Repeat exactly the lines from the start of the entries below through the line containing "Alike in both". Omit the rest.

━━━ DATA FOR REVIEW
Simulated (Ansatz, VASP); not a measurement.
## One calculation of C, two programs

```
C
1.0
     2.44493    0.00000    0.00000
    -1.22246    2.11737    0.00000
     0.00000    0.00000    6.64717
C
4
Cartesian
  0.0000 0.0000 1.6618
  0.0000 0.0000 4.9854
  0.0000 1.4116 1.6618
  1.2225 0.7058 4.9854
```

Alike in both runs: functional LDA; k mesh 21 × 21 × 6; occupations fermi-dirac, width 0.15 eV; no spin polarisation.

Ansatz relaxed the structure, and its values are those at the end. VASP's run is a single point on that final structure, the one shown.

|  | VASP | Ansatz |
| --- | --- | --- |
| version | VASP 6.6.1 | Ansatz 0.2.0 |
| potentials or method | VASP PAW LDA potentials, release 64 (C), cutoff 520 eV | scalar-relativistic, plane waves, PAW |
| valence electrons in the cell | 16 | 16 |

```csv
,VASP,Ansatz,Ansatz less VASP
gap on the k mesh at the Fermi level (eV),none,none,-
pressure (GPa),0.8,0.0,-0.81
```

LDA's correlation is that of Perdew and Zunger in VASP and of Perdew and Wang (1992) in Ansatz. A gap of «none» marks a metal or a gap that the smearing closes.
━━━━━━

— RESPONSE BOX —
Simulated (Ansatz, VASP); not a measurement.
## One calculation of C, two programs

```
C
1.0
     2.44493    0.00000    0.00000
    -1.22246    2.11737    0.00000
     0.00000    0.00000    6.64717
C
4
Cartesian
  0.0000 0.0000 1.6618
  0.0000 0.0000 4.9854
  0.0000 1.4116 1.6618
  1.2225 0.7058 4.9854
```

Alike in both runs: functional LDA; k mesh 21 × 21 × 6; occupations fermi-dirac, width 0.15 eV; no spin polarisation.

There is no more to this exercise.